| Work request |
Repeat the listing below in full, keeping each word as given.

======

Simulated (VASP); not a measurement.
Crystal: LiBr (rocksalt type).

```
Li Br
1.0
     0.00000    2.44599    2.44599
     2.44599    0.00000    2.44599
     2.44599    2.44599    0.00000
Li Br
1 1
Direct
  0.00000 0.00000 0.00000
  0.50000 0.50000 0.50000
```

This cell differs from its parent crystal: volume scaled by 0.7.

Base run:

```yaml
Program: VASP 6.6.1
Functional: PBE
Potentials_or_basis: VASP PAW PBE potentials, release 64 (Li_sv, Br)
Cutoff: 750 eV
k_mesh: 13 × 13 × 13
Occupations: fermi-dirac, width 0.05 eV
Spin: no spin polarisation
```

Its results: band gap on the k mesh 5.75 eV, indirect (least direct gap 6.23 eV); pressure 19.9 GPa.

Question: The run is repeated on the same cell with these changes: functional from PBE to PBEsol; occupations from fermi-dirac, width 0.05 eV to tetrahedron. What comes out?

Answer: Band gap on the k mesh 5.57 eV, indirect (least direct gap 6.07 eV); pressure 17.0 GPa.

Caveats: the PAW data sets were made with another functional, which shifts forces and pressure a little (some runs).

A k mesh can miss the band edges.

======

| Answer area |
Simulated (VASP); not a measurement.
Crystal: LiBr (rocksalt type).

```
Li Br
1.0
     0.00000    2.44599    2.44599
     2.44599    0.00000    2.44599
     2.44599    2.44599    0.00000
Li Br
1 1
Direct
  0.00000 0.00000 0.00000
  0.50000 0.50000 0.50000
```

This cell differs from its parent crystal: volume scaled by 0.7.

Base run:

```yaml
Program: VASP 6.6.1
Functional: PBE
Potentials_or_basis: VASP PAW PBE potentials, release 64 (Li_sv, Br)
Cutoff: 750 eV
k_mesh: 13 × 13 × 13
Occupations: fermi-dirac, width 0.05 eV
Spin: no spin polarisation
```

Its results: band gap on the k mesh 5.75 eV, indirect (least direct gap 6.23 eV); pressure 19.9 GPa.

Question: The run is repeated on the same cell with these changes: functional from PBE to PBEsol; occupations from fermi-dirac, width 0.05 eV to tetrahedron. What comes out?

Answer: Band gap on the k mesh 5.57 eV, indirect (least direct gap 6.07 eV); pressure 17.0 GPa.

Caveats: the PAW data sets were made with another functional, which shifts forces and pressure a little (some runs).

A k mesh can miss the band edges.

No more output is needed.